── Dataset extract ──

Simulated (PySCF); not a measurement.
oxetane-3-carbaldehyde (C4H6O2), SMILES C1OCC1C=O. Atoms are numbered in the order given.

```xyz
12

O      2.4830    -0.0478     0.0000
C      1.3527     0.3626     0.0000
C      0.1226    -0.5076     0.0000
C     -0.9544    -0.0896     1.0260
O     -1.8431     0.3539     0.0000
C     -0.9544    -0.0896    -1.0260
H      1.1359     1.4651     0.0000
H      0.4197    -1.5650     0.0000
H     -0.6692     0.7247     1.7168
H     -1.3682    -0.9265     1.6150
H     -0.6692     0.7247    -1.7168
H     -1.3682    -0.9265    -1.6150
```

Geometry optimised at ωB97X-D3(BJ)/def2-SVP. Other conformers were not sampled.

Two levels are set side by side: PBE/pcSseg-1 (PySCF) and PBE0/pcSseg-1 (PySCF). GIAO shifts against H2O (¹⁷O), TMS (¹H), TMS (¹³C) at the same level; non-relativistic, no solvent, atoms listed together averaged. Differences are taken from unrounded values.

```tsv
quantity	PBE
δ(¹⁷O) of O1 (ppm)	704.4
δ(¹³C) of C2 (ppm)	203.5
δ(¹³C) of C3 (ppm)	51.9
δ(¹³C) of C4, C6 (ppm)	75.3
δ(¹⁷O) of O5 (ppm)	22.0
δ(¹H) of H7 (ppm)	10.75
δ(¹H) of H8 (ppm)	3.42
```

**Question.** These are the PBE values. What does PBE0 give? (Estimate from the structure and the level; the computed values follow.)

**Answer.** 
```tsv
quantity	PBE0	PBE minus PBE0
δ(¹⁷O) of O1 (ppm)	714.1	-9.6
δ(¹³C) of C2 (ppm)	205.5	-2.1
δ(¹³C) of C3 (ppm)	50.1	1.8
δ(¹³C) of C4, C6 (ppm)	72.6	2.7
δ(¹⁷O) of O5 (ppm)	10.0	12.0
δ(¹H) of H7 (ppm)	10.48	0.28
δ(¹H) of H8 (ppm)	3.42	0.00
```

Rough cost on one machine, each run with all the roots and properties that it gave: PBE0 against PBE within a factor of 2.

───

Task item: Transcribe the material exactly, stopping after the "Geometry optimised at" line.

Reply:
Simulated (PySCF); not a measurement.
oxetane-3-carbaldehyde (C4H6O2), SMILES C1OCC1C=O. Atoms are numbered in the order given.

```xyz
12

O      2.4830    -0.0478     0.0000
C      1.3527     0.3626     0.0000
C      0.1226    -0.5076     0.0000
C     -0.9544    -0.0896     1.0260
O     -1.8431     0.3539     0.0000
C     -0.9544    -0.0896    -1.0260
H      1.1359     1.4651     0.0000
H      0.4197    -1.5650     0.0000
H     -0.6692     0.7247     1.7168
H     -1.3682    -0.9265     1.6150
H     -0.6692     0.7247    -1.7168
H     -1.3682    -0.9265    -1.6150
```

Geometry optimised at ωB97X-D3(BJ)/def2-SVP. Other conformers were not sampled.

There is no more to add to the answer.